■ INFORMATION PROVIDED
⁂

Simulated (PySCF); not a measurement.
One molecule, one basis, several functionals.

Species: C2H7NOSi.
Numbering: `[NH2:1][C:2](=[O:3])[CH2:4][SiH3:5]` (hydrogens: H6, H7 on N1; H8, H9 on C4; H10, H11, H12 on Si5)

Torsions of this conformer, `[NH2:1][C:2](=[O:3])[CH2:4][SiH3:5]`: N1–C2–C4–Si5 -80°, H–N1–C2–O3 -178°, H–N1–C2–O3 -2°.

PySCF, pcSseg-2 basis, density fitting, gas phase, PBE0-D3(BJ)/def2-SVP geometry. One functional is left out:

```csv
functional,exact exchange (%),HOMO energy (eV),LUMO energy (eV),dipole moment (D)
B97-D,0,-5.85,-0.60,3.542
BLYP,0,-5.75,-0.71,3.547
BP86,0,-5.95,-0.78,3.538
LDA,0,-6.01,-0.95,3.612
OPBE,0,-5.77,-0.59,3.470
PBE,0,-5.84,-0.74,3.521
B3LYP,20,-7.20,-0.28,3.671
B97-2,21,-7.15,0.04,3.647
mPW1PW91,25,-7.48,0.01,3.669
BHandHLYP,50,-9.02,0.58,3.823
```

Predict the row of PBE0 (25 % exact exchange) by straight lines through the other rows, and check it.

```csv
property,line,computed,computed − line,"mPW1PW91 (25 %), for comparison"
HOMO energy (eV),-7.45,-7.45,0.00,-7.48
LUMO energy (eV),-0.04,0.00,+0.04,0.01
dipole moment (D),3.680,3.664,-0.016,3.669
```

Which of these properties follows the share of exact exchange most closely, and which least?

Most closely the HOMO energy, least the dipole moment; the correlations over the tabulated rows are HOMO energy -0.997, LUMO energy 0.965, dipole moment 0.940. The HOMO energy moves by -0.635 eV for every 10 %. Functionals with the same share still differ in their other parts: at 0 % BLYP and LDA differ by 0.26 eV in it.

⁂

■ WORK ITEM
What is needed is an exact repetition of the lines from the first line of the records through the line containing "Torsions of this", both ends included, and nothing more.

■ ANSWER BOX
Simulated (PySCF); not a measurement.
One molecule, one basis, several functionals.

Species: C2H7NOSi.
Numbering: `[NH2:1][C:2](=[O:3])[CH2:4][SiH3:5]` (hydrogens: H6, H7 on N1; H8, H9 on C4; H10, H11, H12 on Si5)

Torsions of this conformer, `[NH2:1][C:2](=[O:3])[CH2:4][SiH3:5]`: N1–C2–C4–Si5 -80°, H–N1–C2–O3 -178°, H–N1–C2–O3 -2°.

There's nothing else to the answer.